Work item:
Beginning with the first line below, please repeat the material exactly, ending with the line that includes "## Addition across".

---------------

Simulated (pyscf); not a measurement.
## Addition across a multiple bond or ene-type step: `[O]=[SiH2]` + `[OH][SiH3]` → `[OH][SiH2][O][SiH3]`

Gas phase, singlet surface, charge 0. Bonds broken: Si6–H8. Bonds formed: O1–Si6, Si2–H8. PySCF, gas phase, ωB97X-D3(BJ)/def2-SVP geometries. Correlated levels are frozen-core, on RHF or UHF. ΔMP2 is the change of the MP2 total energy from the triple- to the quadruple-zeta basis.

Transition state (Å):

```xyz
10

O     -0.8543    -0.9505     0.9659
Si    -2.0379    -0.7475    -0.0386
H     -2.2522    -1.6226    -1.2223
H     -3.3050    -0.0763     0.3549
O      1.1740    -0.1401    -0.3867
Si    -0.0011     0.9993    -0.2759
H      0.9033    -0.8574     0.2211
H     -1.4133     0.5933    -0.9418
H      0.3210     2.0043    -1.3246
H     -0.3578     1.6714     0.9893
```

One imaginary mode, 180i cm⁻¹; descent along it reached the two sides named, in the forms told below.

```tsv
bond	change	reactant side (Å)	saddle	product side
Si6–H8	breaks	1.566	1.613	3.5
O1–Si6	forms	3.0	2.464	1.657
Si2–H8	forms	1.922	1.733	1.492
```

---------------

Task response:
Simulated (pyscf); not a measurement.
## Addition across a multiple bond or ene-type step: `[O]=[SiH2]` + `[OH][SiH3]` → `[OH][SiH2][O][SiH3]`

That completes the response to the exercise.